▶ _Assigned task_: The records should be restated exactly from their first line through the line with "Caveat: the cell" in it.

************
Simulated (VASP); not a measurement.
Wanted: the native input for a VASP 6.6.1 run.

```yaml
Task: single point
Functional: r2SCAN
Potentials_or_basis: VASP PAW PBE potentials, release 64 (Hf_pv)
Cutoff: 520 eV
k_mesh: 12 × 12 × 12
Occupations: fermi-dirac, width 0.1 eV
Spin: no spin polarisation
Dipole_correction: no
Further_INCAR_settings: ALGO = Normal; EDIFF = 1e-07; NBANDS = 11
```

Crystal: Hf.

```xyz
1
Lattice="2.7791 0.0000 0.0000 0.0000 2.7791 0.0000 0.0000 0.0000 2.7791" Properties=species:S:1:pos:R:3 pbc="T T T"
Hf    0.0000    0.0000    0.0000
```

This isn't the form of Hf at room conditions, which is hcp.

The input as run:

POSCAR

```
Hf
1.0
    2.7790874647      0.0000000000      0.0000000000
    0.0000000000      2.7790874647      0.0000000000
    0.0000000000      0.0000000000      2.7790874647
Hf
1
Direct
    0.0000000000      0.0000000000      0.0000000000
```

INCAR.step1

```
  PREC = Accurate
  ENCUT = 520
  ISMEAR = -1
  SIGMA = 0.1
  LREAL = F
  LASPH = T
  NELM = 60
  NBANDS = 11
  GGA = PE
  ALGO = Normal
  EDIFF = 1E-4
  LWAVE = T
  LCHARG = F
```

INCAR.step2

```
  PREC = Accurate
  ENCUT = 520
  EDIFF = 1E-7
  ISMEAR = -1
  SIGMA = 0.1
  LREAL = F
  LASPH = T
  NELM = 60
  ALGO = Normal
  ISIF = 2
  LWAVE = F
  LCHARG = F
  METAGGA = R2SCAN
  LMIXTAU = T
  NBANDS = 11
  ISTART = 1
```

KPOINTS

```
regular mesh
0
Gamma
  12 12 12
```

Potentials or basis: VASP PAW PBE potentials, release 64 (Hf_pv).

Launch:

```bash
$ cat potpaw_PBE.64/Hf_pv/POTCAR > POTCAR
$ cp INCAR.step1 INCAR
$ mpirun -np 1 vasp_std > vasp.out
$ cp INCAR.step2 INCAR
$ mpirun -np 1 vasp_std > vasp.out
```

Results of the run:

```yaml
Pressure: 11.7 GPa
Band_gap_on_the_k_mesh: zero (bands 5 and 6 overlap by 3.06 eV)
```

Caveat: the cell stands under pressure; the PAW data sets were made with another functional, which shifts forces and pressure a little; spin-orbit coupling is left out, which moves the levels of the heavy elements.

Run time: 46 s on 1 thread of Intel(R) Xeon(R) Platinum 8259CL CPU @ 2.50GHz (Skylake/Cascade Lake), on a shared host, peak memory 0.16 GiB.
************

▶ _Exercise solution_:
Simulated (VASP); not a measurement.
Wanted: the native input for a VASP 6.6.1 run.

```yaml
Task: single point
Functional: r2SCAN
Potentials_or_basis: VASP PAW PBE potentials, release 64 (Hf_pv)
Cutoff: 520 eV
k_mesh: 12 × 12 × 12
Occupations: fermi-dirac, width 0.1 eV
Spin: no spin polarisation
Dipole_correction: no
Further_INCAR_settings: ALGO = Normal; EDIFF = 1e-07; NBANDS = 11
```

Crystal: Hf.

```xyz
1
Lattice="2.7791 0.0000 0.0000 0.0000 2.7791 0.0000 0.0000 0.0000 2.7791" Properties=species:S:1:pos:R:3 pbc="T T T"
Hf    0.0000    0.0000    0.0000
```

This isn't the form of Hf at room conditions, which is hcp.

The input as run:

POSCAR

```
Hf
1.0
    2.7790874647      0.0000000000      0.0000000000
    0.0000000000      2.7790874647      0.0000000000
    0.0000000000      0.0000000000      2.7790874647
Hf
1
Direct
    0.0000000000      0.0000000000      0.0000000000
```

INCAR.step1

```
  PREC = Accurate
  ENCUT = 520
  ISMEAR = -1
  SIGMA = 0.1
  LREAL = F
  LASPH = T
  NELM = 60
  NBANDS = 11
  GGA = PE
  ALGO = Normal
  EDIFF = 1E-4
  LWAVE = T
  LCHARG = F
```

INCAR.step2

```
  PREC = Accurate
  ENCUT = 520
  EDIFF = 1E-7
  ISMEAR = -1
  SIGMA = 0.1
  LREAL = F
  LASPH = T
  NELM = 60
  ALGO = Normal
  ISIF = 2
  LWAVE = F
  LCHARG = F
  METAGGA = R2SCAN
  LMIXTAU = T
  NBANDS = 11
  ISTART = 1
```

KPOINTS

```
regular mesh
0
Gamma
  12 12 12
```

Potentials or basis: VASP PAW PBE potentials, release 64 (Hf_pv).

Launch:

```bash
$ cat potpaw_PBE.64/Hf_pv/POTCAR > POTCAR
$ cp INCAR.step1 INCAR
$ mpirun -np 1 vasp_std > vasp.out
$ cp INCAR.step2 INCAR
$ mpirun -np 1 vasp_std > vasp.out
```

Results of the run:

```yaml
Pressure: 11.7 GPa
Band_gap_on_the_k_mesh: zero (bands 5 and 6 overlap by 3.06 eV)
```

Caveat: the cell stands under pressure; the PAW data sets were made with another functional, which shifts forces and pressure a little; spin-orbit coupling is left out, which moves the levels of the heavy elements.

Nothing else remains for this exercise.